[Start of section]

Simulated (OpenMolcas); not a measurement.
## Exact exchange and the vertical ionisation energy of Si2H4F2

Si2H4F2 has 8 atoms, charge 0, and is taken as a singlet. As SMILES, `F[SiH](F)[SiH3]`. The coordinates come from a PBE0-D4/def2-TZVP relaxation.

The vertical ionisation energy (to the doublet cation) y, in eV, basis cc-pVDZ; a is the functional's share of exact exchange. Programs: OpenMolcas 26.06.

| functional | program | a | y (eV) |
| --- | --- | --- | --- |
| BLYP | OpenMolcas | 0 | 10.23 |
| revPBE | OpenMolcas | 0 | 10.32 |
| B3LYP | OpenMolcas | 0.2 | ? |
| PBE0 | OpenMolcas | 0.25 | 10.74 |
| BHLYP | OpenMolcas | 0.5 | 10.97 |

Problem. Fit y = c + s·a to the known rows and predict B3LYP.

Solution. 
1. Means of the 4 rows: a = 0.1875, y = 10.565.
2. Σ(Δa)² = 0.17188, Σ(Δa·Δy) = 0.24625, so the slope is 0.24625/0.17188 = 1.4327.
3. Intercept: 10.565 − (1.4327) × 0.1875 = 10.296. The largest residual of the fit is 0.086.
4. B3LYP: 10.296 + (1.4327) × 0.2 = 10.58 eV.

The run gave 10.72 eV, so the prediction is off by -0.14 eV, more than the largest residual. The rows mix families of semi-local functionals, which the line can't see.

[End of section]

> _Work instruction_
The lines above, from the start of the records through the one containing "4. B3LYP: 10.296 + (1.4327) × 0.2 = 10.58 eV.", are to be printed exactly, and nothing else is to be included.

> _Task response_
Simulated (OpenMolcas); not a measurement.
## Exact exchange and the vertical ionisation energy of Si2H4F2

Si2H4F2 has 8 atoms, charge 0, and is taken as a singlet. As SMILES, `F[SiH](F)[SiH3]`. The coordinates come from a PBE0-D4/def2-TZVP relaxation.

The vertical ionisation energy (to the doublet cation) y, in eV, basis cc-pVDZ; a is the functional's share of exact exchange. Programs: OpenMolcas 26.06.

| functional | program | a | y (eV) |
| --- | --- | --- | --- |
| BLYP | OpenMolcas | 0 | 10.23 |
| revPBE | OpenMolcas | 0 | 10.32 |
| B3LYP | OpenMolcas | 0.2 | ? |
| PBE0 | OpenMolcas | 0.25 | 10.74 |
| BHLYP | OpenMolcas | 0.5 | 10.97 |

Problem. Fit y = c + s·a to the known rows and predict B3LYP.

Solution. 
1. Means of the 4 rows: a = 0.1875, y = 10.565.
2. Σ(Δa)² = 0.17188, Σ(Δa·Δy) = 0.24625, so the slope is 0.24625/0.17188 = 1.4327.
3. Intercept: 10.565 − (1.4327) × 0.1875 = 10.296. The largest residual of the fit is 0.086.
4. B3LYP: 10.296 + (1.4327) × 0.2 = 10.58 eV.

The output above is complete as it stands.